• [WORK INSTRUCTION] Give back an exact copy of the lines from the start of the material through the line bearing "Problem. How long". Include both ends and nothing else.

====================

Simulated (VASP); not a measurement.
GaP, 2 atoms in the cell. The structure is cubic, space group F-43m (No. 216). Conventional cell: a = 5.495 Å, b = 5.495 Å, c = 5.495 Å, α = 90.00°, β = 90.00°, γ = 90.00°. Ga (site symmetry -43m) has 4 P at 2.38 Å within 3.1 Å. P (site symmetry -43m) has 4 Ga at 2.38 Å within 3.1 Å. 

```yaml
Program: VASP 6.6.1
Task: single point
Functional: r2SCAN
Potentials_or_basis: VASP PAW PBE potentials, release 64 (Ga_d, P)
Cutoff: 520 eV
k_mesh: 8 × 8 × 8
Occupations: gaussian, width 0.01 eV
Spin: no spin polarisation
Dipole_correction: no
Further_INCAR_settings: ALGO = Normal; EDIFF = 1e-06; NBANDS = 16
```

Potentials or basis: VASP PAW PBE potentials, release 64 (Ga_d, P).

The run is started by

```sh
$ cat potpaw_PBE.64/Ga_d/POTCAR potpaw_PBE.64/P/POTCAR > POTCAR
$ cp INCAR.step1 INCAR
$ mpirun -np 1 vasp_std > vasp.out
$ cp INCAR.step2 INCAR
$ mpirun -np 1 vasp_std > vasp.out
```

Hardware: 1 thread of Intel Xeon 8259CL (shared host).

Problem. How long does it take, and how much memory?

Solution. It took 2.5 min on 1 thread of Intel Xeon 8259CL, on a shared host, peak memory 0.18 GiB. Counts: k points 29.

====================

• [REPLY]
Simulated (VASP); not a measurement.
GaP, 2 atoms in the cell. The structure is cubic, space group F-43m (No. 216). Conventional cell: a = 5.495 Å, b = 5.495 Å, c = 5.495 Å, α = 90.00°, β = 90.00°, γ = 90.00°. Ga (site symmetry -43m) has 4 P at 2.38 Å within 3.1 Å. P (site symmetry -43m) has 4 Ga at 2.38 Å within 3.1 Å. 

```yaml
Program: VASP 6.6.1
Task: single point
Functional: r2SCAN
Potentials_or_basis: VASP PAW PBE potentials, release 64 (Ga_d, P)
Cutoff: 520 eV
k_mesh: 8 × 8 × 8
Occupations: gaussian, width 0.01 eV
Spin: no spin polarisation
Dipole_correction: no
Further_INCAR_settings: ALGO = Normal; EDIFF = 1e-06; NBANDS = 16
```

Potentials or basis: VASP PAW PBE potentials, release 64 (Ga_d, P).

The run is started by

```sh
$ cat potpaw_PBE.64/Ga_d/POTCAR potpaw_PBE.64/P/POTCAR > POTCAR
$ cp INCAR.step1 INCAR
$ mpirun -np 1 vasp_std > vasp.out
$ cp INCAR.step2 INCAR
$ mpirun -np 1 vasp_std > vasp.out
```

Hardware: 1 thread of Intel Xeon 8259CL (shared host).

Problem. How long does it take, and how much memory?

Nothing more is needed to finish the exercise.